*** INFORMATION PROVIDED

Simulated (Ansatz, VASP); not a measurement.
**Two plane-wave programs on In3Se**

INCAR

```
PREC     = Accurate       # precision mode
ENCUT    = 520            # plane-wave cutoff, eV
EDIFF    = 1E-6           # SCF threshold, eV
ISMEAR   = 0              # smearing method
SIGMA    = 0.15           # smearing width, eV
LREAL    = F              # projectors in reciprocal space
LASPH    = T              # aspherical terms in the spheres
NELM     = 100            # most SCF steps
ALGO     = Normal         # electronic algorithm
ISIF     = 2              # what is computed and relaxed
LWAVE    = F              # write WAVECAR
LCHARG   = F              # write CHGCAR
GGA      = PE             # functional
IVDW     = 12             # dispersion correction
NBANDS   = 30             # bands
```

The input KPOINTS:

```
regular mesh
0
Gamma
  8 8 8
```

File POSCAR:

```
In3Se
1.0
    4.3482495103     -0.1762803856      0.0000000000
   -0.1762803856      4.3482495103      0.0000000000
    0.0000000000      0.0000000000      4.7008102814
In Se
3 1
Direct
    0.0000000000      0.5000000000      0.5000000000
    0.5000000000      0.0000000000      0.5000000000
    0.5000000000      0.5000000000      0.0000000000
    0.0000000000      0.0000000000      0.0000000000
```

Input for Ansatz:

******

BRIEF: Every line of the listing is to be returned unchanged.

WORKED SOLUTION:
Simulated (Ansatz, VASP); not a measurement.
**Two plane-wave programs on In3Se**

INCAR

```
PREC     = Accurate       # precision mode
ENCUT    = 520            # plane-wave cutoff, eV
EDIFF    = 1E-6           # SCF threshold, eV
ISMEAR   = 0              # smearing method
SIGMA    = 0.15           # smearing width, eV
LREAL    = F              # projectors in reciprocal space
LASPH    = T              # aspherical terms in the spheres
NELM     = 100            # most SCF steps
ALGO     = Normal         # electronic algorithm
ISIF     = 2              # what is computed and relaxed
LWAVE    = F              # write WAVECAR
LCHARG   = F              # write CHGCAR
GGA      = PE             # functional
IVDW     = 12             # dispersion correction
NBANDS   = 30             # bands
```

The input KPOINTS:

```
regular mesh
0
Gamma
  8 8 8
```

File POSCAR:

```
In3Se
1.0
    4.3482495103     -0.1762803856      0.0000000000
   -0.1762803856      4.3482495103      0.0000000000
    0.0000000000      0.0000000000      4.7008102814
In Se
3 1
Direct
    0.0000000000      0.5000000000      0.5000000000
    0.5000000000      0.0000000000      0.5000000000
    0.5000000000      0.5000000000      0.0000000000
    0.0000000000      0.0000000000      0.0000000000
```

Input for Ansatz:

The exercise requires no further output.